> _TASK ITEM_:
Here the requirement is to repeat every record exactly, in full.

> _DATA UNDER STUDY_:
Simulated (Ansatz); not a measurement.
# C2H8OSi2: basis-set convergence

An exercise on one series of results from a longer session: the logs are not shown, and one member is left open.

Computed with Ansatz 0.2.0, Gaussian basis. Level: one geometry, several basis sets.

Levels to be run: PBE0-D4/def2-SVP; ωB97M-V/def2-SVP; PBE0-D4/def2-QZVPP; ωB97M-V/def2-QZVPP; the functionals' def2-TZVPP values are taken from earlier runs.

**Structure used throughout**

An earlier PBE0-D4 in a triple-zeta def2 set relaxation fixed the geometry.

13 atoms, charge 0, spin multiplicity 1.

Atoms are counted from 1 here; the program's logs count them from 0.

> _EXERCISE OUTPUT_:
Simulated (Ansatz); not a measurement.
# C2H8OSi2: basis-set convergence

An exercise on one series of results from a longer session: the logs are not shown, and one member is left open.

Computed with Ansatz 0.2.0, Gaussian basis. Level: one geometry, several basis sets.

Levels to be run: PBE0-D4/def2-SVP; ωB97M-V/def2-SVP; PBE0-D4/def2-QZVPP; ωB97M-V/def2-QZVPP; the functionals' def2-TZVPP values are taken from earlier runs.

**Structure used throughout**

An earlier PBE0-D4 in a triple-zeta def2 set relaxation fixed the geometry.

13 atoms, charge 0, spin multiplicity 1.

Atoms are counted from 1 here; the program's logs count them from 0.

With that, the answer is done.